Assigned task. Return the records in full, exactly as given.

Source information.
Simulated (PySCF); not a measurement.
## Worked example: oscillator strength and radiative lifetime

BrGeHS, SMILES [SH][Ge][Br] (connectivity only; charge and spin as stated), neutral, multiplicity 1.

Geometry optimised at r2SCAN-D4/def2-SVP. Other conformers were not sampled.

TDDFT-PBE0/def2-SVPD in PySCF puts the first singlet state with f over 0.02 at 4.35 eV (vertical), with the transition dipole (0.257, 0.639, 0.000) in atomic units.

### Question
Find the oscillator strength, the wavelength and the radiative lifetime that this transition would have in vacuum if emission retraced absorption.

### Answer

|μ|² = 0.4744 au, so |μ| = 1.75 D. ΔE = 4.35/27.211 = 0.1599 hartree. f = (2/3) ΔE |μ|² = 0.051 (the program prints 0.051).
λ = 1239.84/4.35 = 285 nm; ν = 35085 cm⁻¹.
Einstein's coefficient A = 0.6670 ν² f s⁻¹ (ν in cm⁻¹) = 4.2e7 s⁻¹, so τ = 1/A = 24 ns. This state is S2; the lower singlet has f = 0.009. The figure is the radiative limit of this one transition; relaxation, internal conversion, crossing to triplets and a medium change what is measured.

Your solution.
Simulated (PySCF); not a measurement.
## Worked example: oscillator strength and radiative lifetime

BrGeHS, SMILES [SH][Ge][Br] (connectivity only; charge and spin as stated), neutral, multiplicity 1.

Geometry optimised at r2SCAN-D4/def2-SVP. Other conformers were not sampled.

TDDFT-PBE0/def2-SVPD in PySCF puts the first singlet state with f over 0.02 at 4.35 eV (vertical), with the transition dipole (0.257, 0.639, 0.000) in atomic units.

### Question
Find the oscillator strength, the wavelength and the radiative lifetime that this transition would have in vacuum if emission retraced absorption.

### Answer

|μ|² = 0.4744 au, so |μ| = 1.75 D. ΔE = 4.35/27.211 = 0.1599 hartree. f = (2/3) ΔE |μ|² = 0.051 (the program prints 0.051).
λ = 1239.84/4.35 = 285 nm; ν = 35085 cm⁻¹.
Einstein's coefficient A = 0.6670 ν² f s⁻¹ (ν in cm⁻¹) = 4.2e7 s⁻¹, so τ = 1/A = 24 ns. This state is S2; the lower singlet has f = 0.009. The figure is the radiative limit of this one transition; relaxation, internal conversion, crossing to triplets and a medium change what is measured.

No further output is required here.